════════════════

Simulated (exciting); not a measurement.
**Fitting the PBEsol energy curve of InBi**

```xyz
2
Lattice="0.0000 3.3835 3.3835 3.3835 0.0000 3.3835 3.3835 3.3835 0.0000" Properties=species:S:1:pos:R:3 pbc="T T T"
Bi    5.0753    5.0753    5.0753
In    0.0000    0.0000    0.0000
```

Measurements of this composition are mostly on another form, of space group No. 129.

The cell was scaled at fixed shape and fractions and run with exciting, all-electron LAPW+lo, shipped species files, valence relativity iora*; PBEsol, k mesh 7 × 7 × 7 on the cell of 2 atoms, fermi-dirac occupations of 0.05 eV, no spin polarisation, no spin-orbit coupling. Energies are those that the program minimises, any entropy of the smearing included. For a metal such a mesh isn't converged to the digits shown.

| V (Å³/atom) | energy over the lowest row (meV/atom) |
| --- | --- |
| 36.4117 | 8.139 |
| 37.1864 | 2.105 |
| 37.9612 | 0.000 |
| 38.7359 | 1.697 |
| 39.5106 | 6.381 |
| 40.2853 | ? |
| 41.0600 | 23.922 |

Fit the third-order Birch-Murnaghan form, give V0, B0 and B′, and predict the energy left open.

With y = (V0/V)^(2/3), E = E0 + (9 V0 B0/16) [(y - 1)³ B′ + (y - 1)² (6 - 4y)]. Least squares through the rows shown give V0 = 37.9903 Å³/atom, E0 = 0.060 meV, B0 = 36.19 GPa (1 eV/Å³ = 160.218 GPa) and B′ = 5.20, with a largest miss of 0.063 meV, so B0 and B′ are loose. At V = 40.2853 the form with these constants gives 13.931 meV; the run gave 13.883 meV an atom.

════════════════

● **Task item**:
Up to and including the line with "Measurements of this", please return the records exactly, beginning from their first line.

● **Reply**:
Simulated (exciting); not a measurement.
**Fitting the PBEsol energy curve of InBi**

```xyz
2
Lattice="0.0000 3.3835 3.3835 3.3835 0.0000 3.3835 3.3835 3.3835 0.0000" Properties=species:S:1:pos:R:3 pbc="T T T"
Bi    5.0753    5.0753    5.0753
In    0.0000    0.0000    0.0000
```

Measurements of this composition are mostly on another form, of space group No. 129.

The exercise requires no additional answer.